→ Data extract:
************

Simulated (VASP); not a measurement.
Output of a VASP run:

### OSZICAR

************

→ Action item:
Retype each of the records, word for word, with nothing added or dropped.

→ Task result:
Simulated (VASP); not a measurement.
Output of a VASP run:

### OSZICAR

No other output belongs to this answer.